• **WORK REQUEST**: Restate each entry word for word, leaving nothing out.

• **DATA EXCERPTS**:
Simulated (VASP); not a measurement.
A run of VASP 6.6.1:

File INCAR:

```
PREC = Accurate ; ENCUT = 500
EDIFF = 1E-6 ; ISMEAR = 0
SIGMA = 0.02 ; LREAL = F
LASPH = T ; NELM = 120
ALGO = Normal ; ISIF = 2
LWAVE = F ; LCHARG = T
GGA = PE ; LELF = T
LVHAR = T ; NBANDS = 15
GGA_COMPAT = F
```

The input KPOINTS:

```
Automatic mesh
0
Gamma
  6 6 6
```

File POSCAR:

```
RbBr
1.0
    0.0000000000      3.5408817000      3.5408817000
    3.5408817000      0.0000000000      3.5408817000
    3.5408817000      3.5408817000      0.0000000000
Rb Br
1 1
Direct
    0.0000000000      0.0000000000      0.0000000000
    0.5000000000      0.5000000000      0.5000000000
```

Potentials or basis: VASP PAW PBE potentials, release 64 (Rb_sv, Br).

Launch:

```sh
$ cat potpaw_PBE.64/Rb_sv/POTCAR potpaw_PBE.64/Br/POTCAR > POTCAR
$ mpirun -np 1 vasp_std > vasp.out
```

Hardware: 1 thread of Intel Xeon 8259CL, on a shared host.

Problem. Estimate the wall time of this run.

• **RESPONSE AREA**:
Simulated (VASP); not a measurement.
A run of VASP 6.6.1:

File INCAR:

```
PREC = Accurate ; ENCUT = 500
EDIFF = 1E-6 ; ISMEAR = 0
SIGMA = 0.02 ; LREAL = F
LASPH = T ; NELM = 120
ALGO = Normal ; ISIF = 2
LWAVE = F ; LCHARG = T
GGA = PE ; LELF = T
LVHAR = T ; NBANDS = 15
GGA_COMPAT = F
```

The input KPOINTS:

```
Automatic mesh
0
Gamma
  6 6 6
```

File POSCAR:

```
RbBr
1.0
    0.0000000000      3.5408817000      3.5408817000
    3.5408817000      0.0000000000      3.5408817000
    3.5408817000      3.5408817000      0.0000000000
Rb Br
1 1
Direct
    0.0000000000      0.0000000000      0.0000000000
    0.5000000000      0.5000000000      0.5000000000
```

Potentials or basis: VASP PAW PBE potentials, release 64 (Rb_sv, Br).

Launch:

```sh
$ cat potpaw_PBE.64/Rb_sv/POTCAR potpaw_PBE.64/Br/POTCAR > POTCAR
$ mpirun -np 1 vasp_std > vasp.out
```

Hardware: 1 thread of Intel Xeon 8259CL, on a shared host.

Problem. Estimate the wall time of this run.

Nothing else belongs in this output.